Give an exact reproduction of all the lines in the listing.

Excerpted data below:

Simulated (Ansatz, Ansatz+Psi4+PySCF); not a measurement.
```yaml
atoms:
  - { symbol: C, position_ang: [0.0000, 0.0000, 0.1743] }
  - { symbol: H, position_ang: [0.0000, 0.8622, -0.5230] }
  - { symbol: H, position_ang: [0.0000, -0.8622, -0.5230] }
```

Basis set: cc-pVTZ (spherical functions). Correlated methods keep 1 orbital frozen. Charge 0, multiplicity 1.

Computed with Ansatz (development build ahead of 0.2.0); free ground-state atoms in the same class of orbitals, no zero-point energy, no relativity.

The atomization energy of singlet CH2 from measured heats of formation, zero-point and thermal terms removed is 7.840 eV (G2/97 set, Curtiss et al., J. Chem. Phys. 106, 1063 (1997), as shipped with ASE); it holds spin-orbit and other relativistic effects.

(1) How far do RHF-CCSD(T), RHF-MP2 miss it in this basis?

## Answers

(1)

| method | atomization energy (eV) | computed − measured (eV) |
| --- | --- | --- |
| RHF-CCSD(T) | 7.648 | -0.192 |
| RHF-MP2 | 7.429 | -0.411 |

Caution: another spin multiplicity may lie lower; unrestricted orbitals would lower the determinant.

End of Excerpted data.

Result:
Simulated (Ansatz, Ansatz+Psi4+PySCF); not a measurement.
```yaml
atoms:
  - { symbol: C, position_ang: [0.0000, 0.0000, 0.1743] }
  - { symbol: H, position_ang: [0.0000, 0.8622, -0.5230] }
  - { symbol: H, position_ang: [0.0000, -0.8622, -0.5230] }
```

Basis set: cc-pVTZ (spherical functions). Correlated methods keep 1 orbital frozen. Charge 0, multiplicity 1.

Computed with Ansatz (development build ahead of 0.2.0); free ground-state atoms in the same class of orbitals, no zero-point energy, no relativity.

The atomization energy of singlet CH2 from measured heats of formation, zero-point and thermal terms removed is 7.840 eV (G2/97 set, Curtiss et al., J. Chem. Phys. 106, 1063 (1997), as shipped with ASE); it holds spin-orbit and other relativistic effects.

(1) How far do RHF-CCSD(T), RHF-MP2 miss it in this basis?

## Answers

(1)

| method | atomization energy (eV) | computed − measured (eV) |
| --- | --- | --- |
| RHF-CCSD(T) | 7.648 | -0.192 |
| RHF-MP2 | 7.429 | -0.411 |

Caution: another spin multiplicity may lie lower; unrestricted orbitals would lower the determinant.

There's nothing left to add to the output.